An exact transcription of the data below is needed.

· · · · ·

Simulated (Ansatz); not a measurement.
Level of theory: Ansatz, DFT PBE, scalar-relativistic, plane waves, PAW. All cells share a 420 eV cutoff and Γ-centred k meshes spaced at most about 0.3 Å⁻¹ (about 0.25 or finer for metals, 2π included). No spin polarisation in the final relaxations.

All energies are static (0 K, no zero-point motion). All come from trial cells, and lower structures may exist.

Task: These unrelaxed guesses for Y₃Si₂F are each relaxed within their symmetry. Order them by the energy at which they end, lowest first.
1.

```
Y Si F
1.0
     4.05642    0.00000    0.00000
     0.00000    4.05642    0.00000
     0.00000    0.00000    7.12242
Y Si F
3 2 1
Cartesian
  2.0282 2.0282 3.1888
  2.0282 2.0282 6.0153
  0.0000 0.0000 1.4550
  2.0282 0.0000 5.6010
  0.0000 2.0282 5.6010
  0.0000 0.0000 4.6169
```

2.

· · · · ·

* YOUR SOLUTION
Simulated (Ansatz); not a measurement.
Level of theory: Ansatz, DFT PBE, scalar-relativistic, plane waves, PAW. All cells share a 420 eV cutoff and Γ-centred k meshes spaced at most about 0.3 Å⁻¹ (about 0.25 or finer for metals, 2π included). No spin polarisation in the final relaxations.

All energies are static (0 K, no zero-point motion). All come from trial cells, and lower structures may exist.

Task: These unrelaxed guesses for Y₃Si₂F are each relaxed within their symmetry. Order them by the energy at which they end, lowest first.
1.

```
Y Si F
1.0
     4.05642    0.00000    0.00000
     0.00000    4.05642    0.00000
     0.00000    0.00000    7.12242
Y Si F
3 2 1
Cartesian
  2.0282 2.0282 3.1888
  2.0282 2.0282 6.0153
  0.0000 0.0000 1.4550
  2.0282 0.0000 5.6010
  0.0000 2.0282 5.6010
  0.0000 0.0000 4.6169
```

2.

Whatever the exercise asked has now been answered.